» Activity
Return every line below exactly.

» Source material
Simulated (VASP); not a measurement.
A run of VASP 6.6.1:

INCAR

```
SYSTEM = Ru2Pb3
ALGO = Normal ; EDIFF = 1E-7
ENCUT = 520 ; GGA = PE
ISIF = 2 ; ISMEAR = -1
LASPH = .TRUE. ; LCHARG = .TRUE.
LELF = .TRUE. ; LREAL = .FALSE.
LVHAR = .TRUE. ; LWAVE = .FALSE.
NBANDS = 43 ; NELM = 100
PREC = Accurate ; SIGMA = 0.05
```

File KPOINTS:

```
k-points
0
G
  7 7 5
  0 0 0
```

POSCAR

» Answer space
Simulated (VASP); not a measurement.
A run of VASP 6.6.1:

INCAR

```
SYSTEM = Ru2Pb3
ALGO = Normal ; EDIFF = 1E-7
ENCUT = 520 ; GGA = PE
ISIF = 2 ; ISMEAR = -1
LASPH = .TRUE. ; LCHARG = .TRUE.
LELF = .TRUE. ; LREAL = .FALSE.
LVHAR = .TRUE. ; LWAVE = .FALSE.
NBANDS = 43 ; NELM = 100
PREC = Accurate ; SIGMA = 0.05
```

File KPOINTS:

```
k-points
0
G
  7 7 5
  0 0 0
```

POSCAR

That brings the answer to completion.